Requirement:
Please repeat the records exactly from their first line, finishing at the line containing "# Telling isomers" and including it.

Extracted information:
************

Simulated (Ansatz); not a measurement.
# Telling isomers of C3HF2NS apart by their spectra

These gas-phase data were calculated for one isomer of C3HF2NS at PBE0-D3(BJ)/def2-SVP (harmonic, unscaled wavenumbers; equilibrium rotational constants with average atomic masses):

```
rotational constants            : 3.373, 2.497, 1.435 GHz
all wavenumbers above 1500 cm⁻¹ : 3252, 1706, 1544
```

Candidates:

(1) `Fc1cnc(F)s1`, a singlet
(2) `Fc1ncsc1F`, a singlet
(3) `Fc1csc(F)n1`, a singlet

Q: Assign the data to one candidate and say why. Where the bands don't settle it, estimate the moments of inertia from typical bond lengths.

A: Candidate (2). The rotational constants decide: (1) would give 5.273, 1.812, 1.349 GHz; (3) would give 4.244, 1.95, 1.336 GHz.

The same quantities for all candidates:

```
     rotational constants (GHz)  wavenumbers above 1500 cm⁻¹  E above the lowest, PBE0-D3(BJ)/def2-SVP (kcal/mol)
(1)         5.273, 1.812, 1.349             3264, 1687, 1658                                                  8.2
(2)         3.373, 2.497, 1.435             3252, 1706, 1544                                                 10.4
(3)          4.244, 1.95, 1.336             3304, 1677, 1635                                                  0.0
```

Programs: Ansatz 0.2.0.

************

Your solution:
Simulated (Ansatz); not a measurement.
# Telling isomers of C3HF2NS apart by their spectra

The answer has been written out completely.